Please reproduce the data below exactly, from the first line through the line containing "A (0 meV), E (129 meV), D (258 meV).", and leave every later line out.

§ **Given information**:

%%

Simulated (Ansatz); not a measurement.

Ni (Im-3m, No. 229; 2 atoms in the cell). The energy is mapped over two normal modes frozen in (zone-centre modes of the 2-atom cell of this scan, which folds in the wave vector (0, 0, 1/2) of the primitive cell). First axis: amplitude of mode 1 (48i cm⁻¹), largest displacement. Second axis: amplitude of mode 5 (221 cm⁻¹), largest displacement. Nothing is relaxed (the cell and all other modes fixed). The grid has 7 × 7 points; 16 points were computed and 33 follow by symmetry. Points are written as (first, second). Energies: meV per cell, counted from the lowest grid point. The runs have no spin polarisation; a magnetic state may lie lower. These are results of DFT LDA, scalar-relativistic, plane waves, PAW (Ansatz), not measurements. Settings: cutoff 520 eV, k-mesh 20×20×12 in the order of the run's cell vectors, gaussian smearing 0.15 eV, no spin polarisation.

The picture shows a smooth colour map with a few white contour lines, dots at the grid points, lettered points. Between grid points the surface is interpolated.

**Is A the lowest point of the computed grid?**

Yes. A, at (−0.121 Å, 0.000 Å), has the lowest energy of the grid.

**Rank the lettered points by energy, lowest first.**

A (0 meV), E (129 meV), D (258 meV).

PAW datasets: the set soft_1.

%%

§ **Exercise answer**:
Simulated (Ansatz); not a measurement.

Ni (Im-3m, No. 229; 2 atoms in the cell). The energy is mapped over two normal modes frozen in (zone-centre modes of the 2-atom cell of this scan, which folds in the wave vector (0, 0, 1/2) of the primitive cell). First axis: amplitude of mode 1 (48i cm⁻¹), largest displacement. Second axis: amplitude of mode 5 (221 cm⁻¹), largest displacement. Nothing is relaxed (the cell and all other modes fixed). The grid has 7 × 7 points; 16 points were computed and 33 follow by symmetry. Points are written as (first, second). Energies: meV per cell, counted from the lowest grid point. The runs have no spin polarisation; a magnetic state may lie lower. These are results of DFT LDA, scalar-relativistic, plane waves, PAW (Ansatz), not measurements. Settings: cutoff 520 eV, k-mesh 20×20×12 in the order of the run's cell vectors, gaussian smearing 0.15 eV, no spin polarisation.

The picture shows a smooth colour map with a few white contour lines, dots at the grid points, lettered points. Between grid points the surface is interpolated.

**Is A the lowest point of the computed grid?**

Yes. A, at (−0.121 Å, 0.000 Å), has the lowest energy of the grid.

**Rank the lettered points by energy, lowest first.**

A (0 meV), E (129 meV), D (258 meV).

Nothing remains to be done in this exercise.